## [GIVEN ENTRIES]
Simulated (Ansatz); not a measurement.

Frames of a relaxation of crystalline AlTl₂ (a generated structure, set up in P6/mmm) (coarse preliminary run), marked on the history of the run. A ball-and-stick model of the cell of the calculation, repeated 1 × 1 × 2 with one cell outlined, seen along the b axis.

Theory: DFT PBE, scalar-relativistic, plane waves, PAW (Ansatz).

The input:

## [EXERCISE]
Repeat the whole listing above without any change.

## [WRITTEN REPLY]
Simulated (Ansatz); not a measurement.

Frames of a relaxation of crystalline AlTl₂ (a generated structure, set up in P6/mmm) (coarse preliminary run), marked on the history of the run. A ball-and-stick model of the cell of the calculation, repeated 1 × 1 × 2 with one cell outlined, seen along the b axis.

Theory: DFT PBE, scalar-relativistic, plane waves, PAW (Ansatz).

The input:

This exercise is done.